- **WORK ORDER**: Output every entry below exactly as it is written.

----------

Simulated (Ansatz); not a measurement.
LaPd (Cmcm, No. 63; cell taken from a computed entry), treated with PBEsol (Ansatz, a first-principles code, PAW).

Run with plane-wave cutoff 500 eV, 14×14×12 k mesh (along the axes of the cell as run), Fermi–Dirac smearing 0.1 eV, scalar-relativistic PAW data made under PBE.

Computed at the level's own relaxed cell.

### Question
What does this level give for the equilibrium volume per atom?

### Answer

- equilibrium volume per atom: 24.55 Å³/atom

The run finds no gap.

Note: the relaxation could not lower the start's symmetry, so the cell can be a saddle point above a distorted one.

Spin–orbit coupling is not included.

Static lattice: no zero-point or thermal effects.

----------

- **REPLY**:
Simulated (Ansatz); not a measurement.
LaPd (Cmcm, No. 63; cell taken from a computed entry), treated with PBEsol (Ansatz, a first-principles code, PAW).

Run with plane-wave cutoff 500 eV, 14×14×12 k mesh (along the axes of the cell as run), Fermi–Dirac smearing 0.1 eV, scalar-relativistic PAW data made under PBE.

Computed at the level's own relaxed cell.

### Question
What does this level give for the equilibrium volume per atom?

### Answer

- equilibrium volume per atom: 24.55 Å³/atom

The run finds no gap.

Note: the relaxation could not lower the start's symmetry, so the cell can be a saddle point above a distorted one.

Spin–orbit coupling is not included.

Static lattice: no zero-point or thermal effects.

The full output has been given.